■ SOURCE MATERIAL:
[Start of section]

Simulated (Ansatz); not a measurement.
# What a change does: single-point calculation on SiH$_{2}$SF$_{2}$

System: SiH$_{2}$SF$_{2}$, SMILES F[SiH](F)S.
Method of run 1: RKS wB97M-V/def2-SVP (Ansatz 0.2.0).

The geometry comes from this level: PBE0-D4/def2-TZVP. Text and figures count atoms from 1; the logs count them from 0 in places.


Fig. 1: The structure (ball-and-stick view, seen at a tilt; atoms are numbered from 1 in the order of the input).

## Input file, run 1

[End of section]

■ EXERCISE:
Exact repetition of every record is required.

■ EXERCISE RESPONSE:
Simulated (Ansatz); not a measurement.
# What a change does: single-point calculation on SiH$_{2}$SF$_{2}$

System: SiH$_{2}$SF$_{2}$, SMILES F[SiH](F)S.
Method of run 1: RKS wB97M-V/def2-SVP (Ansatz 0.2.0).

The geometry comes from this level: PBE0-D4/def2-TZVP. Text and figures count atoms from 1; the logs count them from 0 in places.


Fig. 1: The structure (ball-and-stick view, seen at a tilt; atoms are numbered from 1 in the order of the input).

## Input file, run 1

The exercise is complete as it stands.